## [Extracted information]
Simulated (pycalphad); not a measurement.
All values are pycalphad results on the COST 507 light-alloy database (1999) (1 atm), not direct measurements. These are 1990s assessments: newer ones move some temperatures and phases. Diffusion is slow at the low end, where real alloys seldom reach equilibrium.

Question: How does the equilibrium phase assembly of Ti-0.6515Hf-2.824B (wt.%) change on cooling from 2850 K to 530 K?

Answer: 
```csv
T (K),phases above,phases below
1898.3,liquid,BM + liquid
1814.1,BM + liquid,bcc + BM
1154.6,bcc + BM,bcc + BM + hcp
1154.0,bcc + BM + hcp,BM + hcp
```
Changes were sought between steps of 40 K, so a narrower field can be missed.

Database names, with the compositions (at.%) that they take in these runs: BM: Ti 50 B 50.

## [Work instruction]
Above are the entries; repeat their lines exactly, from the first through the one that contains "All values are".

## [Result]
Simulated (pycalphad); not a measurement.
All values are pycalphad results on the COST 507 light-alloy database (1999) (1 atm), not direct measurements. These are 1990s assessments: newer ones move some temperatures and phases. Diffusion is slow at the low end, where real alloys seldom reach equilibrium.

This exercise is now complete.